*Source information*
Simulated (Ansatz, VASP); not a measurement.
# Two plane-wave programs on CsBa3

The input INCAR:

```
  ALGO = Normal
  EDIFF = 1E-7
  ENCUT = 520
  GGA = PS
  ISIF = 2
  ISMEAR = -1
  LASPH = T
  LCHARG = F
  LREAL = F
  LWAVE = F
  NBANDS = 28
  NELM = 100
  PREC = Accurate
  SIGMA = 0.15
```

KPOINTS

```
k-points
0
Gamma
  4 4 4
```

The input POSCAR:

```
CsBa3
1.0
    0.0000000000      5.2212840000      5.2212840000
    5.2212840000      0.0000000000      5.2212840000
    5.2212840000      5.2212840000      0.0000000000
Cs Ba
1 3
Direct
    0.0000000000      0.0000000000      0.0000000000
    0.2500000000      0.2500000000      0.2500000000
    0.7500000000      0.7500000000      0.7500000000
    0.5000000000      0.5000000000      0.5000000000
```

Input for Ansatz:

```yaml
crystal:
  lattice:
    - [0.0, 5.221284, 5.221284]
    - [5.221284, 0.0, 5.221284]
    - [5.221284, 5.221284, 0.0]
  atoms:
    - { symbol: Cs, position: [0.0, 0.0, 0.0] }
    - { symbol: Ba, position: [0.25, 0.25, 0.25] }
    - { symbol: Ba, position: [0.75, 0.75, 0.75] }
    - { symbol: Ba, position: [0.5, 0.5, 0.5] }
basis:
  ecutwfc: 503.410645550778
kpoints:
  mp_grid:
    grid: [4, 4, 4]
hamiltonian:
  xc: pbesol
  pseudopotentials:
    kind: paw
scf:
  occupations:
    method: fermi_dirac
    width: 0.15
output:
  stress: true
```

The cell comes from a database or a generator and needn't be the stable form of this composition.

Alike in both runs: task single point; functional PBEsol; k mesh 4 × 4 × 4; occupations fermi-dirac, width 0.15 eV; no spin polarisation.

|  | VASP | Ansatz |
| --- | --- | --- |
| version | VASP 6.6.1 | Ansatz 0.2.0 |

*Exercise*
Write out the listing exactly from its first line to the line containing "The cell comes". Both of those lines belong in the answer.

*Answer space*
Simulated (Ansatz, VASP); not a measurement.
# Two plane-wave programs on CsBa3

The input INCAR:

```
  ALGO = Normal
  EDIFF = 1E-7
  ENCUT = 520
  GGA = PS
  ISIF = 2
  ISMEAR = -1
  LASPH = T
  LCHARG = F
  LREAL = F
  LWAVE = F
  NBANDS = 28
  NELM = 100
  PREC = Accurate
  SIGMA = 0.15
```

KPOINTS

```
k-points
0
Gamma
  4 4 4
```

The input POSCAR:

```
CsBa3
1.0
    0.0000000000      5.2212840000      5.2212840000
    5.2212840000      0.0000000000      5.2212840000
    5.2212840000      5.2212840000      0.0000000000
Cs Ba
1 3
Direct
    0.0000000000      0.0000000000      0.0000000000
    0.2500000000      0.2500000000      0.2500000000
    0.7500000000      0.7500000000      0.7500000000
    0.5000000000      0.5000000000      0.5000000000
```

Input for Ansatz:

```yaml
crystal:
  lattice:
    - [0.0, 5.221284, 5.221284]
    - [5.221284, 0.0, 5.221284]
    - [5.221284, 5.221284, 0.0]
  atoms:
    - { symbol: Cs, position: [0.0, 0.0, 0.0] }
    - { symbol: Ba, position: [0.25, 0.25, 0.25] }
    - { symbol: Ba, position: [0.75, 0.75, 0.75] }
    - { symbol: Ba, position: [0.5, 0.5, 0.5] }
basis:
  ecutwfc: 503.410645550778
kpoints:
  mp_grid:
    grid: [4, 4, 4]
hamiltonian:
  xc: pbesol
  pseudopotentials:
    kind: paw
scf:
  occupations:
    method: fermi_dirac
    width: 0.15
output:
  stress: true
```

The cell comes from a database or a generator and needn't be the stable form of this composition.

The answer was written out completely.